*Material shown*.
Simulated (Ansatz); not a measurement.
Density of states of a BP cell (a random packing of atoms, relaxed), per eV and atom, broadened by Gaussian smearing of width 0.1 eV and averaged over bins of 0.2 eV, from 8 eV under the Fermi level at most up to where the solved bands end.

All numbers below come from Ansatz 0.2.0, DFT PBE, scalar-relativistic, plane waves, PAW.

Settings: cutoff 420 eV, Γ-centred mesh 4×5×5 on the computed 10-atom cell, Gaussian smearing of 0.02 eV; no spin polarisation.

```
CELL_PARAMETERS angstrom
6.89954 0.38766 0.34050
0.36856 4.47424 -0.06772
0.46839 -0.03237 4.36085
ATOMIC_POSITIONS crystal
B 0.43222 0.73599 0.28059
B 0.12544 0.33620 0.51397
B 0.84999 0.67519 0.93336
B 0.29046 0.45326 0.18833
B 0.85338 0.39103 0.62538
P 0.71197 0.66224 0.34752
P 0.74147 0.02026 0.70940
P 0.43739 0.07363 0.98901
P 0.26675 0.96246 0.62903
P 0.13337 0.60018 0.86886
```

*Brief*.
All of the material is to be duplicated exactly.

*Problem solution*.
Simulated (Ansatz); not a measurement.
Density of states of a BP cell (a random packing of atoms, relaxed), per eV and atom, broadened by Gaussian smearing of width 0.1 eV and averaged over bins of 0.2 eV, from 8 eV under the Fermi level at most up to where the solved bands end.

All numbers below come from Ansatz 0.2.0, DFT PBE, scalar-relativistic, plane waves, PAW.

Settings: cutoff 420 eV, Γ-centred mesh 4×5×5 on the computed 10-atom cell, Gaussian smearing of 0.02 eV; no spin polarisation.

```
CELL_PARAMETERS angstrom
6.89954 0.38766 0.34050
0.36856 4.47424 -0.06772
0.46839 -0.03237 4.36085
ATOMIC_POSITIONS crystal
B 0.43222 0.73599 0.28059
B 0.12544 0.33620 0.51397
B 0.84999 0.67519 0.93336
B 0.29046 0.45326 0.18833
B 0.85338 0.39103 0.62538
P 0.71197 0.66224 0.34752
P 0.74147 0.02026 0.70940
P 0.43739 0.07363 0.98901
P 0.26675 0.96246 0.62903
P 0.13337 0.60018 0.86886
```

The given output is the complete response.